== Requirement ==
Go to the line holding "Result: (a) -1.2." in the entries below and write out exactly every line down to and including the line holding "A k mesh can".

****************************************

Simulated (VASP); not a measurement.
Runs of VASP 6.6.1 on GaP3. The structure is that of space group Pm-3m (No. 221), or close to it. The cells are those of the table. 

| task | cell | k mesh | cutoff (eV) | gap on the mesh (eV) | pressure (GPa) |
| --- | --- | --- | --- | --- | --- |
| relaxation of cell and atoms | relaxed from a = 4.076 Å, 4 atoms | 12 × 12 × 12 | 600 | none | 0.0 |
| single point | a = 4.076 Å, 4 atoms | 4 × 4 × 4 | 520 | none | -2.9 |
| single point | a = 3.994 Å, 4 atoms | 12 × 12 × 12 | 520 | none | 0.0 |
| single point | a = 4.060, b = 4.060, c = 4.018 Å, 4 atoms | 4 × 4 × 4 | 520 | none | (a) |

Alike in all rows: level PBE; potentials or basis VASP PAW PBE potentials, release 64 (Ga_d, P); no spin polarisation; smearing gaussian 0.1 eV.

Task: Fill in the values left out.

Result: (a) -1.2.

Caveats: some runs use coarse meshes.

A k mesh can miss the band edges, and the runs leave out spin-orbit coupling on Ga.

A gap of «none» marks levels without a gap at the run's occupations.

****************************************

== Answer box ==
Result: (a) -1.2.

Caveats: some runs use coarse meshes.

A k mesh can miss the band edges, and the runs leave out spin-orbit coupling on Ga.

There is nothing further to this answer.